((

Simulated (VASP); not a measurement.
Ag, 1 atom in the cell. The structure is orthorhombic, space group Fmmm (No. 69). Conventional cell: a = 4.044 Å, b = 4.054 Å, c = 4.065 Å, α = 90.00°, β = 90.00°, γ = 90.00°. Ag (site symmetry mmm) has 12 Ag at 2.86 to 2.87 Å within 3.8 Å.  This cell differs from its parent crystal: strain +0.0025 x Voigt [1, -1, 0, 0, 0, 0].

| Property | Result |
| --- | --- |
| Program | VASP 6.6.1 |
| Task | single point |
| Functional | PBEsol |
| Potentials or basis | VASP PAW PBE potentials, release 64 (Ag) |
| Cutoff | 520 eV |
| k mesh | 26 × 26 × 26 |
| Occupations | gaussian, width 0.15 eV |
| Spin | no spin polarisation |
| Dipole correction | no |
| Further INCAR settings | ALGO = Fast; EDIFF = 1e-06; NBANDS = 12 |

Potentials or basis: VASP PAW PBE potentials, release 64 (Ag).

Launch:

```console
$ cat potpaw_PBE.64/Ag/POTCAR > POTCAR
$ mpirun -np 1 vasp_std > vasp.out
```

))

EXERCISE — Begin at the line above that has "single point |" and stop after the line that has "correction | no |", copying each line exactly and adding nothing else.

WRITTEN REPLY —
| Task | single point |
| Functional | PBEsol |
| Potentials or basis | VASP PAW PBE potentials, release 64 (Ag) |
| Cutoff | 520 eV |
| k mesh | 26 × 26 × 26 |
| Occupations | gaussian, width 0.15 eV |
| Spin | no spin polarisation |
| Dipole correction | no |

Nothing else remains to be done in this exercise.